Each line below from the one containing "Level of theory: DFT, PBE, all-electron" through the one containing "Problem. Which of" is to be given again exactly, and no line outside that span.

-=-=-

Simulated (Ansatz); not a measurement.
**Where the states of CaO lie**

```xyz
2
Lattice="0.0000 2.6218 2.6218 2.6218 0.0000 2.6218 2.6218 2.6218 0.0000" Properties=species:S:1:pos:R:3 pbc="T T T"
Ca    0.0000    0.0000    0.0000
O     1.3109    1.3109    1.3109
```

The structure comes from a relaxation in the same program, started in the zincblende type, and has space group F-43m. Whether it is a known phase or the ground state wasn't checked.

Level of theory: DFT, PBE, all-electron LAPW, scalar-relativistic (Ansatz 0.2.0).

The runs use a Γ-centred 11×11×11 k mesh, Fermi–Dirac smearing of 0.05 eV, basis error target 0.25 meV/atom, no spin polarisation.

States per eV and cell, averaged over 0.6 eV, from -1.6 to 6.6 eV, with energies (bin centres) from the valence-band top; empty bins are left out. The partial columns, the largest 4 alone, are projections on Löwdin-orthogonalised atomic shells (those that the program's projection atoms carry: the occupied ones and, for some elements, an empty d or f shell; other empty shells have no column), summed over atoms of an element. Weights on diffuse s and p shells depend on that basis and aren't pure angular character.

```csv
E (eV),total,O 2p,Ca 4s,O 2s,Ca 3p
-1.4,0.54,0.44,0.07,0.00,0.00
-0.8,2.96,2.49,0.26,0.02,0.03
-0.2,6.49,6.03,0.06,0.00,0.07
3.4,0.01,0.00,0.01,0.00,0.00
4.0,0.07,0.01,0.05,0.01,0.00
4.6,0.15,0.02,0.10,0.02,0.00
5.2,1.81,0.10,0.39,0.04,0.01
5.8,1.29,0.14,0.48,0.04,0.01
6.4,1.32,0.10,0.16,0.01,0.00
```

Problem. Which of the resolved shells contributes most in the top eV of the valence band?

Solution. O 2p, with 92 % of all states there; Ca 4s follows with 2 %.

-=-=-

* Task output:
Level of theory: DFT, PBE, all-electron LAPW, scalar-relativistic (Ansatz 0.2.0).

The runs use a Γ-centred 11×11×11 k mesh, Fermi–Dirac smearing of 0.05 eV, basis error target 0.25 meV/atom, no spin polarisation.

States per eV and cell, averaged over 0.6 eV, from -1.6 to 6.6 eV, with energies (bin centres) from the valence-band top; empty bins are left out. The partial columns, the largest 4 alone, are projections on Löwdin-orthogonalised atomic shells (those that the program's projection atoms carry: the occupied ones and, for some elements, an empty d or f shell; other empty shells have no column), summed over atoms of an element. Weights on diffuse s and p shells depend on that basis and aren't pure angular character.

```csv
E (eV),total,O 2p,Ca 4s,O 2s,Ca 3p
-1.4,0.54,0.44,0.07,0.00,0.00
-0.8,2.96,2.49,0.26,0.02,0.03
-0.2,6.49,6.03,0.06,0.00,0.07
3.4,0.01,0.00,0.01,0.00,0.00
4.0,0.07,0.01,0.05,0.01,0.00
4.6,0.15,0.02,0.10,0.02,0.00
5.2,1.81,0.10,0.39,0.04,0.01
5.8,1.29,0.14,0.48,0.04,0.01
6.4,1.32,0.10,0.16,0.01,0.00
```

Problem. Which of the resolved shells contributes most in the top eV of the valence band?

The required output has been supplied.